In the reply, include exactly the lines of the entries below from the first to the line with "# What each method gives for ZnGeP₂ (I-42d)", that line included.

DATA SUPPLIED Start Marker
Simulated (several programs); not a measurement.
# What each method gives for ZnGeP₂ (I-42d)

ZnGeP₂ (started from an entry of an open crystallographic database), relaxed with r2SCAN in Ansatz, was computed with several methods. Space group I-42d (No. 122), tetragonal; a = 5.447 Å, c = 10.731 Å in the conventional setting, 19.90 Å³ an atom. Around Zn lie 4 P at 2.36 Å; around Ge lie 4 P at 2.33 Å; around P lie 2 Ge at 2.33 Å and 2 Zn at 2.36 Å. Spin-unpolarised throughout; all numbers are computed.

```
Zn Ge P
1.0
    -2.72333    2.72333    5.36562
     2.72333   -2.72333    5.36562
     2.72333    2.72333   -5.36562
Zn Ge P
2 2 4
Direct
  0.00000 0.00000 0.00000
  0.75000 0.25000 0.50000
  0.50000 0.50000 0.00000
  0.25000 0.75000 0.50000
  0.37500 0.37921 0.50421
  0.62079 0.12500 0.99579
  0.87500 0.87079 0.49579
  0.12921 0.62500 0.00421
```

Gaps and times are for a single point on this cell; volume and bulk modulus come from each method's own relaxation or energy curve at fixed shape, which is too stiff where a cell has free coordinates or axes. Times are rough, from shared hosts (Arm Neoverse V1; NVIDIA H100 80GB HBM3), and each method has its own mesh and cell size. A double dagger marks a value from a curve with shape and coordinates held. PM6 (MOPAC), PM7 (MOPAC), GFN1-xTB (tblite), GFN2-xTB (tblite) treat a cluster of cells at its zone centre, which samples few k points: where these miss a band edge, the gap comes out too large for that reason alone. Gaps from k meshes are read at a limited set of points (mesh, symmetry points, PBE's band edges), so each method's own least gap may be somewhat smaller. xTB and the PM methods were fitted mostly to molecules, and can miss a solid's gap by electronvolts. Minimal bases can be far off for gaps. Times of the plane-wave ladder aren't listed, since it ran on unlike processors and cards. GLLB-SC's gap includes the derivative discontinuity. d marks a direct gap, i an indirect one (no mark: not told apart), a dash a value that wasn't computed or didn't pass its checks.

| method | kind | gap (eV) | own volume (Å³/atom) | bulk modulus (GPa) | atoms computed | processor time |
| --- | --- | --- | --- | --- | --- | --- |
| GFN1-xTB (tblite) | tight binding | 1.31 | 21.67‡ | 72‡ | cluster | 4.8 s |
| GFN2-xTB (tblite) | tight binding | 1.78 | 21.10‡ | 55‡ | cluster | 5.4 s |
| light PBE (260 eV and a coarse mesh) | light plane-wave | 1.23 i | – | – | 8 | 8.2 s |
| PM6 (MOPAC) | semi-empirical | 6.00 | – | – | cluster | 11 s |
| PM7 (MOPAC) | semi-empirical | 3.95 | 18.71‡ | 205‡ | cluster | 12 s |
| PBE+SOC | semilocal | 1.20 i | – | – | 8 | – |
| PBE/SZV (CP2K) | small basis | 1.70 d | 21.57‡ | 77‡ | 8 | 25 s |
DATA SUPPLIED End Marker

• **EXERCISE RESULT**
Simulated (several programs); not a measurement.
# What each method gives for ZnGeP₂ (I-42d)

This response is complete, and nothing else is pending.